__Provided records__
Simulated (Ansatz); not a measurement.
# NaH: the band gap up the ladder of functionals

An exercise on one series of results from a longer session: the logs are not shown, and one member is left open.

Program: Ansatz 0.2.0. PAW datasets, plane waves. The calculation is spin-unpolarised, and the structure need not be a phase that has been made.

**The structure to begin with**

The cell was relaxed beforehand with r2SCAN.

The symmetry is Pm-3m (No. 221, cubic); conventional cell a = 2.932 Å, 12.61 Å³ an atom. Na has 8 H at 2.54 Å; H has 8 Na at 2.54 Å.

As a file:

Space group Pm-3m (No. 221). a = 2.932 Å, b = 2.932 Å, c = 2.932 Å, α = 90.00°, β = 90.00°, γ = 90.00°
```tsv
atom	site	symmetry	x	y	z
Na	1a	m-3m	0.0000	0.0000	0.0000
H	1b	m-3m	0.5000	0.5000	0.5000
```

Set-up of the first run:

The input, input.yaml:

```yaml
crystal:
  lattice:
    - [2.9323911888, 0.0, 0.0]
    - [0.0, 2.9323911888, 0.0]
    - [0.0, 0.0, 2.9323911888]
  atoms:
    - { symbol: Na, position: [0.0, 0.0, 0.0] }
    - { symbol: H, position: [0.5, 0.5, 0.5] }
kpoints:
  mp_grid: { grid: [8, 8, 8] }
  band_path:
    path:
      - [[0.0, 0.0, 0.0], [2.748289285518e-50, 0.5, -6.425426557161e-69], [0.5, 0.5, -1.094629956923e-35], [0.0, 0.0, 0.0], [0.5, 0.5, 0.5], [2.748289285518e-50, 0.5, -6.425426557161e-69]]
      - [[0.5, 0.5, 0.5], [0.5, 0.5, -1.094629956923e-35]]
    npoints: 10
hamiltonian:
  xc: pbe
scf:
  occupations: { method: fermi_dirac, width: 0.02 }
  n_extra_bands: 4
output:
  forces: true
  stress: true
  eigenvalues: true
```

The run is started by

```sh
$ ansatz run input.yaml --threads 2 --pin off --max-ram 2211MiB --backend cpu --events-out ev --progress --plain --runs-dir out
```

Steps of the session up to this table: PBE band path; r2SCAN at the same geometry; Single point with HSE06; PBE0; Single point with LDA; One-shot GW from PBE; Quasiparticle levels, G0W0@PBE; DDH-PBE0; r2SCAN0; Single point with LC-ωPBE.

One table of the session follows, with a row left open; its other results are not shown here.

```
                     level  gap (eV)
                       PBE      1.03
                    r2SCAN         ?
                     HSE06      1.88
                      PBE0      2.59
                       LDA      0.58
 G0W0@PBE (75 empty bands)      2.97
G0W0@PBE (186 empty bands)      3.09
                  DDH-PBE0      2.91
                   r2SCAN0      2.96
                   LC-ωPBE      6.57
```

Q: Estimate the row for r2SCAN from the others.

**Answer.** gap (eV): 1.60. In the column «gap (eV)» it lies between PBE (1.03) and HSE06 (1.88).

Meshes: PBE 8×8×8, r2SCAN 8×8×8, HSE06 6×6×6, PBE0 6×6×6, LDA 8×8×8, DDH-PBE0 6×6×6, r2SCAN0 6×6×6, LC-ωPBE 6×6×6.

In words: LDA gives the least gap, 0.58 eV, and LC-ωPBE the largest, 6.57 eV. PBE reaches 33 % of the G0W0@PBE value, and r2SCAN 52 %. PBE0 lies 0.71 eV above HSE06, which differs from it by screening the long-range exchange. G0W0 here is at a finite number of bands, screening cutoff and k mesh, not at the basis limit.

__Requirement__
Reply with the lines from the first line of the entries through the line that contains "The cell was relaxed beforehand with r2SCAN.", repeated exactly with both ends kept, and with nothing else.

__Exercise result__
Simulated (Ansatz); not a measurement.
# NaH: the band gap up the ladder of functionals

An exercise on one series of results from a longer session: the logs are not shown, and one member is left open.

Program: Ansatz 0.2.0. PAW datasets, plane waves. The calculation is spin-unpolarised, and the structure need not be a phase that has been made.

**The structure to begin with**

The cell was relaxed beforehand with r2SCAN.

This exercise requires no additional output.